Reproduce the data, keeping every word exactly as it is.

+ + +
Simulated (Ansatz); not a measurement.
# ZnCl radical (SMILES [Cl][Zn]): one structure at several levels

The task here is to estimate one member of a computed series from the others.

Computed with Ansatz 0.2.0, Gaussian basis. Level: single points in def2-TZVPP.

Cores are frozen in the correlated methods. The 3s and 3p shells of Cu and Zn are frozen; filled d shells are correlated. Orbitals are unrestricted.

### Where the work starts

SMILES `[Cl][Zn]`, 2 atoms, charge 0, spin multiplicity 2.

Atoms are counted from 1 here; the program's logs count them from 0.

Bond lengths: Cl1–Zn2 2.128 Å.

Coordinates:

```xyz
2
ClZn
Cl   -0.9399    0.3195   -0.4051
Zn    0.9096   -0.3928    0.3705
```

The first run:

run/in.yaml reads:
+ + +

_Answer box:_
Simulated (Ansatz); not a measurement.
# ZnCl radical (SMILES [Cl][Zn]): one structure at several levels

The task here is to estimate one member of a computed series from the others.

Computed with Ansatz 0.2.0, Gaussian basis. Level: single points in def2-TZVPP.

Cores are frozen in the correlated methods. The 3s and 3p shells of Cu and Zn are frozen; filled d shells are correlated. Orbitals are unrestricted.

### Where the work starts

SMILES `[Cl][Zn]`, 2 atoms, charge 0, spin multiplicity 2.

Atoms are counted from 1 here; the program's logs count them from 0.

Bond lengths: Cl1–Zn2 2.128 Å.

Coordinates:

```xyz
2
ClZn
Cl   -0.9399    0.3195   -0.4051
Zn    0.9096   -0.3928    0.3705
```

The first run:

run/in.yaml reads:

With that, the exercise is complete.